* Recorded information *
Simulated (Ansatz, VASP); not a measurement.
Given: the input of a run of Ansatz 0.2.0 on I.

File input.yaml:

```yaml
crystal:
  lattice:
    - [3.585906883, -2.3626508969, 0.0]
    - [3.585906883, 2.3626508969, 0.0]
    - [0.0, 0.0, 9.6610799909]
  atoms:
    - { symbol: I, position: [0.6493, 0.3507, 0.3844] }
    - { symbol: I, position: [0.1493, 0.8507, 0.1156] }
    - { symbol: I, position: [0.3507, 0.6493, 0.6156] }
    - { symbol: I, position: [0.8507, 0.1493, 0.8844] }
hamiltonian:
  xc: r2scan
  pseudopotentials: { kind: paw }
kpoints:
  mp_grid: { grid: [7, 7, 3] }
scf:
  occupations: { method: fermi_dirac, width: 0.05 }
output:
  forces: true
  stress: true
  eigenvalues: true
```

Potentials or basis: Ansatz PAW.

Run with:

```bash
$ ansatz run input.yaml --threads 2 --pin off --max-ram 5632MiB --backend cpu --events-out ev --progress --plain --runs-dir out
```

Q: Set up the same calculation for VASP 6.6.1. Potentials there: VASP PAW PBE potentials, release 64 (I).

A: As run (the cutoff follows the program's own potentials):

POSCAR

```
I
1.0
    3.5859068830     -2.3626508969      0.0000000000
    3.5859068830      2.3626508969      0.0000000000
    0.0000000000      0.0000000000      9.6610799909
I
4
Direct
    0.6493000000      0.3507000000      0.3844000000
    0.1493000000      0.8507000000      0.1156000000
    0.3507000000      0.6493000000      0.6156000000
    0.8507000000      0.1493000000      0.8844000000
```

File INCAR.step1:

* Work order *
Set down the entries verbatim, leaving none out.

* Problem solution *
Simulated (Ansatz, VASP); not a measurement.
Given: the input of a run of Ansatz 0.2.0 on I.

File input.yaml:

```yaml
crystal:
  lattice:
    - [3.585906883, -2.3626508969, 0.0]
    - [3.585906883, 2.3626508969, 0.0]
    - [0.0, 0.0, 9.6610799909]
  atoms:
    - { symbol: I, position: [0.6493, 0.3507, 0.3844] }
    - { symbol: I, position: [0.1493, 0.8507, 0.1156] }
    - { symbol: I, position: [0.3507, 0.6493, 0.6156] }
    - { symbol: I, position: [0.8507, 0.1493, 0.8844] }
hamiltonian:
  xc: r2scan
  pseudopotentials: { kind: paw }
kpoints:
  mp_grid: { grid: [7, 7, 3] }
scf:
  occupations: { method: fermi_dirac, width: 0.05 }
output:
  forces: true
  stress: true
  eigenvalues: true
```

Potentials or basis: Ansatz PAW.

Run with:

```bash
$ ansatz run input.yaml --threads 2 --pin off --max-ram 5632MiB --backend cpu --events-out ev --progress --plain --runs-dir out
```

Q: Set up the same calculation for VASP 6.6.1. Potentials there: VASP PAW PBE potentials, release 64 (I).

A: As run (the cutoff follows the program's own potentials):

POSCAR

```
I
1.0
    3.5859068830     -2.3626508969      0.0000000000
    3.5859068830      2.3626508969      0.0000000000
    0.0000000000      0.0000000000      9.6610799909
I
4
Direct
    0.6493000000      0.3507000000      0.3844000000
    0.1493000000      0.8507000000      0.1156000000
    0.3507000000      0.6493000000      0.6156000000
    0.8507000000      0.1493000000      0.8844000000
```

File INCAR.step1:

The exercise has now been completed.